DATA EXTRACTS:
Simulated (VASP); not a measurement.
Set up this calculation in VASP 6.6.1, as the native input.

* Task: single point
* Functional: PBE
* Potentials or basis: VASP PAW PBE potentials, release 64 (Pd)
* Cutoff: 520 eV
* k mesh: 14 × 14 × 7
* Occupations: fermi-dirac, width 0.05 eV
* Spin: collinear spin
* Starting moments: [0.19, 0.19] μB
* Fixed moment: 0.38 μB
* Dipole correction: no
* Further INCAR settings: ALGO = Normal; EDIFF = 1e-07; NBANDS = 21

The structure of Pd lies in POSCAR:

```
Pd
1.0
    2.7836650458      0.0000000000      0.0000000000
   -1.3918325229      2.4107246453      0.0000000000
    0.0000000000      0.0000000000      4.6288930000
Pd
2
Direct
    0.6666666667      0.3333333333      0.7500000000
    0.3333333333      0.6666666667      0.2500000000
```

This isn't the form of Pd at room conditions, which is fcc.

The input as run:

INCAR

ACTION ITEM:
Could you give every entry again, exactly as written?

TASK SOLUTION:
Simulated (VASP); not a measurement.
Set up this calculation in VASP 6.6.1, as the native input.

* Task: single point
* Functional: PBE
* Potentials or basis: VASP PAW PBE potentials, release 64 (Pd)
* Cutoff: 520 eV
* k mesh: 14 × 14 × 7
* Occupations: fermi-dirac, width 0.05 eV
* Spin: collinear spin
* Starting moments: [0.19, 0.19] μB
* Fixed moment: 0.38 μB
* Dipole correction: no
* Further INCAR settings: ALGO = Normal; EDIFF = 1e-07; NBANDS = 21

The structure of Pd lies in POSCAR:

```
Pd
1.0
    2.7836650458      0.0000000000      0.0000000000
   -1.3918325229      2.4107246453      0.0000000000
    0.0000000000      0.0000000000      4.6288930000
Pd
2
Direct
    0.6666666667      0.3333333333      0.7500000000
    0.3333333333      0.6666666667      0.2500000000
```

This isn't the form of Pd at room conditions, which is fcc.

The input as run:

INCAR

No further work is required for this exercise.